*** Begin section ***
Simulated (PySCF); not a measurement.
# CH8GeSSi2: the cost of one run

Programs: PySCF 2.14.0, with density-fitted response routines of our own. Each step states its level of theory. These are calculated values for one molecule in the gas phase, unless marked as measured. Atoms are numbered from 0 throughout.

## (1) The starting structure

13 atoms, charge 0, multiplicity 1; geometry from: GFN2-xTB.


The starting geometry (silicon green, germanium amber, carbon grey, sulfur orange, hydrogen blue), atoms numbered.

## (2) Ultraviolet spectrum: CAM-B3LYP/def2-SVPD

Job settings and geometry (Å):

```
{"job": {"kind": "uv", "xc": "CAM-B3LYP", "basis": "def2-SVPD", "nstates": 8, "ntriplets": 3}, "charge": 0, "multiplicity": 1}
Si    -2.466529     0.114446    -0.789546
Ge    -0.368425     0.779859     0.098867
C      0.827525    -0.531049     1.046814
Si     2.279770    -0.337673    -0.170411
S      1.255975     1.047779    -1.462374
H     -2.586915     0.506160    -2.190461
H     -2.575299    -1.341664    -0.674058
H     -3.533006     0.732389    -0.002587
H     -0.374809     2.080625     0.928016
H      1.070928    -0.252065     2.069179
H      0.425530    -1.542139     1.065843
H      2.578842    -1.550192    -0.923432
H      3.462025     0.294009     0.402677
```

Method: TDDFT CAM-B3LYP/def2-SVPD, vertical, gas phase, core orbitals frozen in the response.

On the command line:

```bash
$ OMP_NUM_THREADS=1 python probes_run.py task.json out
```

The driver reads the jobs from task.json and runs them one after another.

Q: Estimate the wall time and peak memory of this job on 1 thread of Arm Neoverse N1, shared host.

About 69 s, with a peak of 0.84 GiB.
*** End section ***

● **ASSIGNMENT**:
Within the listing above, locate the line containing "The driver reads" and the line containing "Q: Estimate the". Reproduce those two lines and all lines between them exactly, with nothing added.

● **REPLY**:
The driver reads the jobs from task.json and runs them one after another.

Q: Estimate the wall time and peak memory of this job on 1 thread of Arm Neoverse N1, shared host.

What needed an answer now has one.